:: DATA UNDER STUDY

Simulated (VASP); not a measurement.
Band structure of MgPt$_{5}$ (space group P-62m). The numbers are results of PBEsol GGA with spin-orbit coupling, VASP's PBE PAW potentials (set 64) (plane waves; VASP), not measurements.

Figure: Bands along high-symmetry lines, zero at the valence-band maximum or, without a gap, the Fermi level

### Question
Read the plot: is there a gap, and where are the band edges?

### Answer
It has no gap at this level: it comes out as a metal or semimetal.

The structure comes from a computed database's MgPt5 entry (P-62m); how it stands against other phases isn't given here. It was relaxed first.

::::

▸ WORK INSTRUCTION: Retype exactly the lines from the first line of the records above through the line containing "It has no gap", both included, and nothing else.

▸ ANSWER SECTION:
Simulated (VASP); not a measurement.
Band structure of MgPt$_{5}$ (space group P-62m). The numbers are results of PBEsol GGA with spin-orbit coupling, VASP's PBE PAW potentials (set 64) (plane waves; VASP), not measurements.

Figure: Bands along high-symmetry lines, zero at the valence-band maximum or, without a gap, the Fermi level

### Question
Read the plot: is there a gap, and where are the band edges?

### Answer
It has no gap at this level: it comes out as a metal or semimetal.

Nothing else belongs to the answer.